• • •

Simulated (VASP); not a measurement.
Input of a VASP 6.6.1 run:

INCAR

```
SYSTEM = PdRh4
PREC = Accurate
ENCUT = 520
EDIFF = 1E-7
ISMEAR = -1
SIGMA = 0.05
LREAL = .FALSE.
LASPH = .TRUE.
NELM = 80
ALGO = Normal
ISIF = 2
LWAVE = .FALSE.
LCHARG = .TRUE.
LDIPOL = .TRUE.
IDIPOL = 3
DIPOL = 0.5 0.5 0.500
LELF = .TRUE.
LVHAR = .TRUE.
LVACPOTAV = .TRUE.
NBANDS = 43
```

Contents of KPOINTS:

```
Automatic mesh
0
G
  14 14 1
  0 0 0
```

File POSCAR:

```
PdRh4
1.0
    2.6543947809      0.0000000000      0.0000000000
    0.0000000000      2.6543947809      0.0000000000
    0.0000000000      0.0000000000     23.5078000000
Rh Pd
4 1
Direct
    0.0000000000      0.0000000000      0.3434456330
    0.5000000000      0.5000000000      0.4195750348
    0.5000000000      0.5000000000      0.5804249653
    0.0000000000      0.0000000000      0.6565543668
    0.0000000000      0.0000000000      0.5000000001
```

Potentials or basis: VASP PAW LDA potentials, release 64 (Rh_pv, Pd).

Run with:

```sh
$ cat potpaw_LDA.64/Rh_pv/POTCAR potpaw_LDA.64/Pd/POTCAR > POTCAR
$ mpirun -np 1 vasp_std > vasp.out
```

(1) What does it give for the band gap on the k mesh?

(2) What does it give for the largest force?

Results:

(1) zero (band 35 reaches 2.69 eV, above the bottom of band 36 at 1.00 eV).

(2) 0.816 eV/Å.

• • •

§ WORK ORDER: Among the lines above, find the one with "(1) What does" and the one with "(1) zero (band". Quote both and everything between them, exactly.

§ ANSWER SECTION:
(1) What does it give for the band gap on the k mesh?

(2) What does it give for the largest force?

Results:

(1) zero (band 35 reaches 2.69 eV, above the bottom of band 36 at 1.00 eV).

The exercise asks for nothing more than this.